━━━━━ Material supplied

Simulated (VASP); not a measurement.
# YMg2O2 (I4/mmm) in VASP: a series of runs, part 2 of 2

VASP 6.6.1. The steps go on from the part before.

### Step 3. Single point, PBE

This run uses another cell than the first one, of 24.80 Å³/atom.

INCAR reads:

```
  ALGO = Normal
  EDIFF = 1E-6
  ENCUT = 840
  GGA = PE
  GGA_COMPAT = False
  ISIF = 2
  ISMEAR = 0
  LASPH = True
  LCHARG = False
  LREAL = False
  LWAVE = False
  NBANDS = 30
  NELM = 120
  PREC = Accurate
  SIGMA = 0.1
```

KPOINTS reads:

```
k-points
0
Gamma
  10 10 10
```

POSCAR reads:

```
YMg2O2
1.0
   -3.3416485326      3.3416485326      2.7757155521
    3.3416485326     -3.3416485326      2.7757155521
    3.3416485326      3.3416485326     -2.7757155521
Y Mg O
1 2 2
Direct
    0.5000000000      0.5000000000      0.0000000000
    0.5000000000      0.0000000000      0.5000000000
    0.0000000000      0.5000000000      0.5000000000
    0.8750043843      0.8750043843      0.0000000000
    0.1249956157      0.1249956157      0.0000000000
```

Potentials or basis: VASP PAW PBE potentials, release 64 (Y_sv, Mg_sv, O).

━━━━━━━━━━

Your answer should be the records themselves, returned word for word.

Simulated (VASP); not a measurement.
# YMg2O2 (I4/mmm) in VASP: a series of runs, part 2 of 2

VASP 6.6.1. The steps go on from the part before.

### Step 3. Single point, PBE

This run uses another cell than the first one, of 24.80 Å³/atom.

INCAR reads:

```
  ALGO = Normal
  EDIFF = 1E-6
  ENCUT = 840
  GGA = PE
  GGA_COMPAT = False
  ISIF = 2
  ISMEAR = 0
  LASPH = True
  LCHARG = False
  LREAL = False
  LWAVE = False
  NBANDS = 30
  NELM = 120
  PREC = Accurate
  SIGMA = 0.1
```

KPOINTS reads:

```
k-points
0
Gamma
  10 10 10
```

POSCAR reads:

```
YMg2O2
1.0
   -3.3416485326      3.3416485326      2.7757155521
    3.3416485326     -3.3416485326      2.7757155521
    3.3416485326      3.3416485326     -2.7757155521
Y Mg O
1 2 2
Direct
    0.5000000000      0.5000000000      0.0000000000
    0.5000000000      0.0000000000      0.5000000000
    0.0000000000      0.5000000000      0.5000000000
    0.8750043843      0.8750043843      0.0000000000
    0.1249956157      0.1249956157      0.0000000000
```

Potentials or basis: VASP PAW PBE potentials, release 64 (Y_sv, Mg_sv, O).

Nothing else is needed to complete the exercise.